Requirement → Give every line of the data again, exactly as it is written.

Raw data →
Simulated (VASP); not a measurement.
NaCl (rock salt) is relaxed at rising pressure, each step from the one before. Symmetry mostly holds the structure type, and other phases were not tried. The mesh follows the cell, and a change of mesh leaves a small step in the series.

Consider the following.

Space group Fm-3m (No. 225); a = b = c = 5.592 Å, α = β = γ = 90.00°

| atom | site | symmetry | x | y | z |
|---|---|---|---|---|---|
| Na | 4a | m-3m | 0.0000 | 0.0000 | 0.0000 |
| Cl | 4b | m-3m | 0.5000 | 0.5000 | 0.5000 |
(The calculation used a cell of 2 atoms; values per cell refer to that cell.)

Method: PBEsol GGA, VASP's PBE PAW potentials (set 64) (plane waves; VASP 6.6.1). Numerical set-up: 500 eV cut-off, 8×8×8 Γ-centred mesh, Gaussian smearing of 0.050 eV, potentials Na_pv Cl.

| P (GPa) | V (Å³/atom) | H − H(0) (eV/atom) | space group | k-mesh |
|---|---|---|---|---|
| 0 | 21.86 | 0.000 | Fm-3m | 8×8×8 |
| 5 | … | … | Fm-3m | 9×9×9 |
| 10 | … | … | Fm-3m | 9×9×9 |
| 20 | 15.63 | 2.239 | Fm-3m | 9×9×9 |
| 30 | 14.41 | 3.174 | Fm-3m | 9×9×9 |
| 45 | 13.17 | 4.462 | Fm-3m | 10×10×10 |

Exercise result →
Simulated (VASP); not a measurement.
NaCl (rock salt) is relaxed at rising pressure, each step from the one before. Symmetry mostly holds the structure type, and other phases were not tried. The mesh follows the cell, and a change of mesh leaves a small step in the series.

Consider the following.

Space group Fm-3m (No. 225); a = b = c = 5.592 Å, α = β = γ = 90.00°

| atom | site | symmetry | x | y | z |
|---|---|---|---|---|---|
| Na | 4a | m-3m | 0.0000 | 0.0000 | 0.0000 |
| Cl | 4b | m-3m | 0.5000 | 0.5000 | 0.5000 |
(The calculation used a cell of 2 atoms; values per cell refer to that cell.)

Method: PBEsol GGA, VASP's PBE PAW potentials (set 64) (plane waves; VASP 6.6.1). Numerical set-up: 500 eV cut-off, 8×8×8 Γ-centred mesh, Gaussian smearing of 0.050 eV, potentials Na_pv Cl.

| P (GPa) | V (Å³/atom) | H − H(0) (eV/atom) | space group | k-mesh |
|---|---|---|---|---|
| 0 | 21.86 | 0.000 | Fm-3m | 8×8×8 |
| 5 | … | … | Fm-3m | 9×9×9 |
| 10 | … | … | Fm-3m | 9×9×9 |
| 20 | 15.63 | 2.239 | Fm-3m | 9×9×9 |
| 30 | 14.41 | 3.174 | Fm-3m | 9×9×9 |
| 45 | 13.17 | 4.462 | Fm-3m | 10×10×10 |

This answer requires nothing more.